Data records:
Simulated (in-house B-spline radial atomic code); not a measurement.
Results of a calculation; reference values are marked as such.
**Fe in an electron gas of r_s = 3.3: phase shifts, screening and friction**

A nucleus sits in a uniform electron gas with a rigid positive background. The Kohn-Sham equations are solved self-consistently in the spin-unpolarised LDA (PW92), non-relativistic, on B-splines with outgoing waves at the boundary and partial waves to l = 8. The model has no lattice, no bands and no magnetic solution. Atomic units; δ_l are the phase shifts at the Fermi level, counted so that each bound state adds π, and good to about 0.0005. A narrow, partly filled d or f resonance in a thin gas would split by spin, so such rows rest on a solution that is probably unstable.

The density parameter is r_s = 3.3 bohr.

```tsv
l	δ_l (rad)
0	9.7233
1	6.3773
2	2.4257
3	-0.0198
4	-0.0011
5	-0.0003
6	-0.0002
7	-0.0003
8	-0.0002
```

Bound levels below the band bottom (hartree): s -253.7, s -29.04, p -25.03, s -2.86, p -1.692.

Assignment:
Reproduce all of the data. Leave every line unchanged.

Exercise output:
Simulated (in-house B-spline radial atomic code); not a measurement.
Results of a calculation; reference values are marked as such.
**Fe in an electron gas of r_s = 3.3: phase shifts, screening and friction**

A nucleus sits in a uniform electron gas with a rigid positive background. The Kohn-Sham equations are solved self-consistently in the spin-unpolarised LDA (PW92), non-relativistic, on B-splines with outgoing waves at the boundary and partial waves to l = 8. The model has no lattice, no bands and no magnetic solution. Atomic units; δ_l are the phase shifts at the Fermi level, counted so that each bound state adds π, and good to about 0.0005. A narrow, partly filled d or f resonance in a thin gas would split by spin, so such rows rest on a solution that is probably unstable.

The density parameter is r_s = 3.3 bohr.

```tsv
l	δ_l (rad)
0	9.7233
1	6.3773
2	2.4257
3	-0.0198
4	-0.0011
5	-0.0003
6	-0.0002
7	-0.0003
8	-0.0002
```

Bound levels below the band bottom (hartree): s -253.7, s -29.04, p -25.03, s -2.86, p -1.692.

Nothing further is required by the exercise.